## ACTION ITEM
For the entries below, the expected answer is the line with "- C1–C2 = 1.501", the line with "- C5–C6 = 1.398", and every line between them, exactly as written, and nothing more.

## SUPPLIED RECORDS
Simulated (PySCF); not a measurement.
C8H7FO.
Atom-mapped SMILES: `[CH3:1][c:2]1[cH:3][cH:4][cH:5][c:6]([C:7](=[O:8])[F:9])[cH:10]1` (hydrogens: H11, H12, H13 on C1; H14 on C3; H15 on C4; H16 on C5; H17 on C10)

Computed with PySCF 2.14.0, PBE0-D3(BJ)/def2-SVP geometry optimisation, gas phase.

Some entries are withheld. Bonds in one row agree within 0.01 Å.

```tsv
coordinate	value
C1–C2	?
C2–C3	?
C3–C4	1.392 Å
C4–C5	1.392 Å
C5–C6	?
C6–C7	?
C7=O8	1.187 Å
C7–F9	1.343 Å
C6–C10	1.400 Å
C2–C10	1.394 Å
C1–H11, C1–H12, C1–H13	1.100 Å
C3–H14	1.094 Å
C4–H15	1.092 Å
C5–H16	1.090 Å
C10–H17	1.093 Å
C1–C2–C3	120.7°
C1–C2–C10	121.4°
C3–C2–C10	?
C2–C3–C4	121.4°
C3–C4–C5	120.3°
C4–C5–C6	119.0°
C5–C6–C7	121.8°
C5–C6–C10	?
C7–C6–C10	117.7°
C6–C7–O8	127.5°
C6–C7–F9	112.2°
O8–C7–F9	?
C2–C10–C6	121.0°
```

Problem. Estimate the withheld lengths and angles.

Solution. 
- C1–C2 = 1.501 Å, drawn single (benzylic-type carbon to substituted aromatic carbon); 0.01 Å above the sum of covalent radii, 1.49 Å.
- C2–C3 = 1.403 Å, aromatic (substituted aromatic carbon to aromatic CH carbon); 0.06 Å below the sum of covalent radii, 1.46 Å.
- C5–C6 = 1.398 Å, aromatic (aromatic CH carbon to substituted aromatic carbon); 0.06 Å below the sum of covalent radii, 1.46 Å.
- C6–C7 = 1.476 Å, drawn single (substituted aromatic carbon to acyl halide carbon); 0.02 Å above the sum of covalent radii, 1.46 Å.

## RESPONSE BOX
- C1–C2 = 1.501 Å, drawn single (benzylic-type carbon to substituted aromatic carbon); 0.01 Å above the sum of covalent radii, 1.49 Å.
- C2–C3 = 1.403 Å, aromatic (substituted aromatic carbon to aromatic CH carbon); 0.06 Å below the sum of covalent radii, 1.46 Å.
- C5–C6 = 1.398 Å, aromatic (aromatic CH carbon to substituted aromatic carbon); 0.06 Å below the sum of covalent radii, 1.46 Å.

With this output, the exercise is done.